**WORK INSTRUCTION**: Beginning with the first line below, please repeat the material exactly, ending with the line that includes "Order these runs".

**INFORMATION GIVEN**:
◆ ◆ ◆ ◆ ◆ ◆ ◆
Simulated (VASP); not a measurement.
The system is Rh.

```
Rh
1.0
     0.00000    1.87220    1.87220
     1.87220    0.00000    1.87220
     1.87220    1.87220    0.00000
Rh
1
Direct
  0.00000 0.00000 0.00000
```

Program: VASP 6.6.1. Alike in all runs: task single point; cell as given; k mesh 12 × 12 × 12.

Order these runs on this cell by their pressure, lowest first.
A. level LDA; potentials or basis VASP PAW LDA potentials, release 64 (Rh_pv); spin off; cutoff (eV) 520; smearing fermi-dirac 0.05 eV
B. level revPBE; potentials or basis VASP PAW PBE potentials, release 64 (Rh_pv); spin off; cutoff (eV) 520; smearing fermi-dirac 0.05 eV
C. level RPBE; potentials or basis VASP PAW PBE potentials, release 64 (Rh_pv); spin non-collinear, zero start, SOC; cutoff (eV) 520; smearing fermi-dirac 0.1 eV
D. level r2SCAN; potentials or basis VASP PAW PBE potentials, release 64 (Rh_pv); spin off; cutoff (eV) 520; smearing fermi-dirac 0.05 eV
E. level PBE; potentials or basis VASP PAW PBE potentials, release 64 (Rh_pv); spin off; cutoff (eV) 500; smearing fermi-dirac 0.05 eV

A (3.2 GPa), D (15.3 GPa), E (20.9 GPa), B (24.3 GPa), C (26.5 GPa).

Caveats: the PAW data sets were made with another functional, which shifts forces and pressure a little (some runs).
◆ ◆ ◆ ◆ ◆ ◆ ◆

**EXERCISE RESPONSE**:
Simulated (VASP); not a measurement.
The system is Rh.

```
Rh
1.0
     0.00000    1.87220    1.87220
     1.87220    0.00000    1.87220
     1.87220    1.87220    0.00000
Rh
1
Direct
  0.00000 0.00000 0.00000
```

Program: VASP 6.6.1. Alike in all runs: task single point; cell as given; k mesh 12 × 12 × 12.

Order these runs on this cell by their pressure, lowest first.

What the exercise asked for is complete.